* DATASET *
==================================================
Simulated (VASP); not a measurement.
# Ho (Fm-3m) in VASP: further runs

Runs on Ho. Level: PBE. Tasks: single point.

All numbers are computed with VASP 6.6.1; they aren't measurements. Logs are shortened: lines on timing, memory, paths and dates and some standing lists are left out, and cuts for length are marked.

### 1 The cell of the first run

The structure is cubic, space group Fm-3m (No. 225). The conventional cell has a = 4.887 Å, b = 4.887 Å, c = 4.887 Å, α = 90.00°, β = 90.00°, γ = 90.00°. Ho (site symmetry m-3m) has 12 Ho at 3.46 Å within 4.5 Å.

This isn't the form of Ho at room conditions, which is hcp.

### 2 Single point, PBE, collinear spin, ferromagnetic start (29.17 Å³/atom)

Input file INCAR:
==================================================

* REQUIREMENT *
Only the lines from the first line of the records through the line with "### 2 Single" should be reproduced, exactly and with nothing added.

* EXPECTED ANSWER *
Simulated (VASP); not a measurement.
# Ho (Fm-3m) in VASP: further runs

Runs on Ho. Level: PBE. Tasks: single point.

All numbers are computed with VASP 6.6.1; they aren't measurements. Logs are shortened: lines on timing, memory, paths and dates and some standing lists are left out, and cuts for length are marked.

### 1 The cell of the first run

The structure is cubic, space group Fm-3m (No. 225). The conventional cell has a = 4.887 Å, b = 4.887 Å, c = 4.887 Å, α = 90.00°, β = 90.00°, γ = 90.00°. Ho (site symmetry m-3m) has 12 Ho at 3.46 Å within 4.5 Å.

This isn't the form of Ho at room conditions, which is hcp.

### 2 Single point, PBE, collinear spin, ferromagnetic start (29.17 Å³/atom)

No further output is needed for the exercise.